<<<<

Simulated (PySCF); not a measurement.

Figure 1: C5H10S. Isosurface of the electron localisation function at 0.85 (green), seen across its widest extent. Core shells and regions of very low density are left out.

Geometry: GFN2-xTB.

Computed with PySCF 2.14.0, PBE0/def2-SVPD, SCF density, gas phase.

>>>>

Activity
Without altering a single word, write out the whole listing.

Answer area
Simulated (PySCF); not a measurement.

Figure 1: C5H10S. Isosurface of the electron localisation function at 0.85 (green), seen across its widest extent. Core shells and regions of very low density are left out.

Geometry: GFN2-xTB.

Computed with PySCF 2.14.0, PBE0/def2-SVPD, SCF density, gas phase.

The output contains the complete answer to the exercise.